----------------
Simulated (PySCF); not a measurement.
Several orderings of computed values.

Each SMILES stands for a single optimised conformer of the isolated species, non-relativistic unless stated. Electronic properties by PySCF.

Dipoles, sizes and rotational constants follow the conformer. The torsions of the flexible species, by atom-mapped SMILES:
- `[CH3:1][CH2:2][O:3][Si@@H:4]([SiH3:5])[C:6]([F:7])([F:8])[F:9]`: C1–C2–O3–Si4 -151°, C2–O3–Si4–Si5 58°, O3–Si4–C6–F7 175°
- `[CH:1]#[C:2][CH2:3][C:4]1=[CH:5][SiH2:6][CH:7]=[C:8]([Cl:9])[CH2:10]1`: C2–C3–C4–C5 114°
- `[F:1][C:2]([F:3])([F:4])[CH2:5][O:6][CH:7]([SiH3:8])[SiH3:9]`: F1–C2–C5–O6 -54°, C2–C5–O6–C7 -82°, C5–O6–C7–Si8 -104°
----------------

_WORK INSTRUCTION_
Look above and return each line of the records exactly, from the very first through the line with "Dipoles, sizes and", both included.

_WRITTEN SOLUTION_
Simulated (PySCF); not a measurement.
Several orderings of computed values.

Each SMILES stands for a single optimised conformer of the isolated species, non-relativistic unless stated. Electronic properties by PySCF.

Dipoles, sizes and rotational constants follow the conformer. The torsions of the flexible species, by atom-mapped SMILES:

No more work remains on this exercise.